_WORK INSTRUCTION:_
For the material below, return exactly the lines starting at the one holding "### Which way does charge flow?" and ending at the one holding "### What is", counting both as part of the range.

[[ DATA PROVIDED, beginning ]]
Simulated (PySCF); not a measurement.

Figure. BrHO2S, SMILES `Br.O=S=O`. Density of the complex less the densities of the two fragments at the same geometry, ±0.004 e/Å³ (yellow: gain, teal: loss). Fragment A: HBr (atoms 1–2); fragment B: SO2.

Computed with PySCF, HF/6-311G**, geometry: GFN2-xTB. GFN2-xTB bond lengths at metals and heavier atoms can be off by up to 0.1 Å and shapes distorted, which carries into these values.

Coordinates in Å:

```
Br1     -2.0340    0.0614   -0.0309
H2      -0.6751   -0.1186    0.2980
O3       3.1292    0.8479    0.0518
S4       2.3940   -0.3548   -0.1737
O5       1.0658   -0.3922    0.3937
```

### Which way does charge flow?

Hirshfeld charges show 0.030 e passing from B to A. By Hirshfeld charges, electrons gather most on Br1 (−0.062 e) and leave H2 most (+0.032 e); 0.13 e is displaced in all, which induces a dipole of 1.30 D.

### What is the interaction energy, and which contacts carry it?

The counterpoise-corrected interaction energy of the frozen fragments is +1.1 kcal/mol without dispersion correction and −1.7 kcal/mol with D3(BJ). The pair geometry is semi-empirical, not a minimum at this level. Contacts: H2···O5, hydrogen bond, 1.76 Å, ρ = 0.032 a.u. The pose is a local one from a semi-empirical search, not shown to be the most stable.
[[ DATA PROVIDED, end ]]

_TASK SOLUTION:_
### Which way does charge flow?

Hirshfeld charges show 0.030 e passing from B to A. By Hirshfeld charges, electrons gather most on Br1 (−0.062 e) and leave H2 most (+0.032 e); 0.13 e is displaced in all, which induces a dipole of 1.30 D.

### What is the interaction energy, and which contacts carry it?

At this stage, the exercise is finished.